## Entries provided
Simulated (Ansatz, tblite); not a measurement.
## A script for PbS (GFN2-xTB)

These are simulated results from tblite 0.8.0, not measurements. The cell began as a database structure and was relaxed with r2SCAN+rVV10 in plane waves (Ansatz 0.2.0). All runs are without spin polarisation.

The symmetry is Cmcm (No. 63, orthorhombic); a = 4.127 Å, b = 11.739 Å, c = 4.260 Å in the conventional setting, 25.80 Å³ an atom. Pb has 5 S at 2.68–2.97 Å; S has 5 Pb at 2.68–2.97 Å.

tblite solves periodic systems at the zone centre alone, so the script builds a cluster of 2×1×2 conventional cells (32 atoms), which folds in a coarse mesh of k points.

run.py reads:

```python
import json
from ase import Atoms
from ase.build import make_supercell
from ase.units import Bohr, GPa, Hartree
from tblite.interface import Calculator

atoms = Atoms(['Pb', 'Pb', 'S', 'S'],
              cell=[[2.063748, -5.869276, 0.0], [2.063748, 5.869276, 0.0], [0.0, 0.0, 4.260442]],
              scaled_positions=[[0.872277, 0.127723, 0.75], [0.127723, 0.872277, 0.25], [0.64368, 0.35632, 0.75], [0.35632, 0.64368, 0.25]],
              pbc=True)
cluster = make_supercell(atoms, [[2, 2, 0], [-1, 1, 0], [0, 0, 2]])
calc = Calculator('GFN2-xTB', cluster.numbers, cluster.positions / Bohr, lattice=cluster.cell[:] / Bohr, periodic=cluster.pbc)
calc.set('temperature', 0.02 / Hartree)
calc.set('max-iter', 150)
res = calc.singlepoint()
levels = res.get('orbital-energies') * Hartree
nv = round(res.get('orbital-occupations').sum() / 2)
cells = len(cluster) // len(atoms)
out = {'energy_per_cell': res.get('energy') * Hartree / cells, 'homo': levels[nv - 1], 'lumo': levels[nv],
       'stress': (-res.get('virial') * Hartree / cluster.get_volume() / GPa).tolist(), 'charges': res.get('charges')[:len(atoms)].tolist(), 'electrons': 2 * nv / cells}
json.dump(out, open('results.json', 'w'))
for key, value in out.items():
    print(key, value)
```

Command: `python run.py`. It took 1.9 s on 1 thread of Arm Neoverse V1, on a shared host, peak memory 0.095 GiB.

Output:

## Required action
The first line of the records and every line down to the line with "These are simulated" must be quoted exactly; leave out all else.

## Task response
Simulated (Ansatz, tblite); not a measurement.
## A script for PbS (GFN2-xTB)

These are simulated results from tblite 0.8.0, not measurements. The cell began as a database structure and was relaxed with r2SCAN+rVV10 in plane waves (Ansatz 0.2.0). All runs are without spin polarisation.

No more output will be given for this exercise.